:: REQUIRED ACTION ::
Every record below is to be reproduced exactly.

:: DATASET ENTRIES ::
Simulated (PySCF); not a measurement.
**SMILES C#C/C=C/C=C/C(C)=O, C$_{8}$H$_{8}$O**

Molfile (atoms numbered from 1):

:: WRITTEN REPLY ::
Simulated (PySCF); not a measurement.
**SMILES C#C/C=C/C=C/C(C)=O, C$_{8}$H$_{8}$O**

Molfile (atoms numbered from 1):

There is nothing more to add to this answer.